--- --- ---
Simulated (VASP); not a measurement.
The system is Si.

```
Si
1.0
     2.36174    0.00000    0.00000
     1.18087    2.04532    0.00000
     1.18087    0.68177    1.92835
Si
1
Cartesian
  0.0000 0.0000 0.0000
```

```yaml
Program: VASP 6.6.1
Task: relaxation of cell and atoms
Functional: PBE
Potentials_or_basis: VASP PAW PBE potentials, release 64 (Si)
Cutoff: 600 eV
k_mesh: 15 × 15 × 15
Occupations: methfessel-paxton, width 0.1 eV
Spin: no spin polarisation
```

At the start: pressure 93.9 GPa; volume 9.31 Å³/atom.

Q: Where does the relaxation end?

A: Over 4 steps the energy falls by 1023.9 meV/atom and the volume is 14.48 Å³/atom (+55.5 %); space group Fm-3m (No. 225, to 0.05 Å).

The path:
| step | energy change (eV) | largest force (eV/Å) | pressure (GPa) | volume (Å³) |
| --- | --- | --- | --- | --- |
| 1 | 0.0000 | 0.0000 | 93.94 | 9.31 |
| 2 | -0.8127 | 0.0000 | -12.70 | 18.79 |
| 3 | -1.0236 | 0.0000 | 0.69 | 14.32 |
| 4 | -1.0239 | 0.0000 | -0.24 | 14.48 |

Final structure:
--- --- ---

* Work task *
Word for word, copy out all of the data shown above.

* Written reply *
Simulated (VASP); not a measurement.
The system is Si.

```
Si
1.0
     2.36174    0.00000    0.00000
     1.18087    2.04532    0.00000
     1.18087    0.68177    1.92835
Si
1
Cartesian
  0.0000 0.0000 0.0000
```

```yaml
Program: VASP 6.6.1
Task: relaxation of cell and atoms
Functional: PBE
Potentials_or_basis: VASP PAW PBE potentials, release 64 (Si)
Cutoff: 600 eV
k_mesh: 15 × 15 × 15
Occupations: methfessel-paxton, width 0.1 eV
Spin: no spin polarisation
```

At the start: pressure 93.9 GPa; volume 9.31 Å³/atom.

Q: Where does the relaxation end?

A: Over 4 steps the energy falls by 1023.9 meV/atom and the volume is 14.48 Å³/atom (+55.5 %); space group Fm-3m (No. 225, to 0.05 Å).

The path:
| step | energy change (eV) | largest force (eV/Å) | pressure (GPa) | volume (Å³) |
| --- | --- | --- | --- | --- |
| 1 | 0.0000 | 0.0000 | 93.94 | 9.31 |
| 2 | -0.8127 | 0.0000 | -12.70 | 18.79 |
| 3 | -1.0236 | 0.0000 | 0.69 | 14.32 |
| 4 | -1.0239 | 0.0000 | -0.24 | 14.48 |

Final structure:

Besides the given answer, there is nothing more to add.